Data extract Block Start

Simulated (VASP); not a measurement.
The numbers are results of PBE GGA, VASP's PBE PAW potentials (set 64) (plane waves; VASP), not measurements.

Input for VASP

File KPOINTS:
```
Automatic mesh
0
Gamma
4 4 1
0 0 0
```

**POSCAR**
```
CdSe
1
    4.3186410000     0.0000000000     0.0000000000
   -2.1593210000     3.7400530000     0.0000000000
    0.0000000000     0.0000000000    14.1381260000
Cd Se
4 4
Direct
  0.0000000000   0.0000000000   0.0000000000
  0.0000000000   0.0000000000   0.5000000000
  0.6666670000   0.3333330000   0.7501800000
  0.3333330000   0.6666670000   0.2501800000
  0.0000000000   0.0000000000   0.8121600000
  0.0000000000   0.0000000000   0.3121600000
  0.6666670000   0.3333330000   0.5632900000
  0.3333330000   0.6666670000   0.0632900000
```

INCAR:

Data extract Block End

### Required action
Exactly as written, return every line of the material.

### Written response
Simulated (VASP); not a measurement.
The numbers are results of PBE GGA, VASP's PBE PAW potentials (set 64) (plane waves; VASP), not measurements.

Input for VASP

File KPOINTS:
```
Automatic mesh
0
Gamma
4 4 1
0 0 0
```

**POSCAR**
```
CdSe
1
    4.3186410000     0.0000000000     0.0000000000
   -2.1593210000     3.7400530000     0.0000000000
    0.0000000000     0.0000000000    14.1381260000
Cd Se
4 4
Direct
  0.0000000000   0.0000000000   0.0000000000
  0.0000000000   0.0000000000   0.5000000000
  0.6666670000   0.3333330000   0.7501800000
  0.3333330000   0.6666670000   0.2501800000
  0.0000000000   0.0000000000   0.8121600000
  0.0000000000   0.0000000000   0.3121600000
  0.6666670000   0.3333330000   0.5632900000
  0.3333330000   0.6666670000   0.0632900000
```

INCAR:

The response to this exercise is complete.